(MATERIAL PROVIDED)

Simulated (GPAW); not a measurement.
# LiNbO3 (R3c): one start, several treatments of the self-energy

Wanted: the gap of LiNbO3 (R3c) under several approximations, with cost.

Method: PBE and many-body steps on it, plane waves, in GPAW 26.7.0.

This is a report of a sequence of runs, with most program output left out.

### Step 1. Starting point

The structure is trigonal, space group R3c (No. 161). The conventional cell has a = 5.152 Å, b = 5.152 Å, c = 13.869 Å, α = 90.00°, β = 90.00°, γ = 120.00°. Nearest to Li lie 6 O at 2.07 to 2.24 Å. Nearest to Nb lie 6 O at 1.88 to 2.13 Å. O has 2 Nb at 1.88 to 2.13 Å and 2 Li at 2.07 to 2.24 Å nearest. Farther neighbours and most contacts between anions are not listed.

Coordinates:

(End MATERIAL PROVIDED)

Of the entries above, repeat exactly the lines from the line with "This is a report" through the line with "### Step 1. Starting point", both of them included.

REPLY:
This is a report of a sequence of runs, with most program output left out.

### Step 1. Starting point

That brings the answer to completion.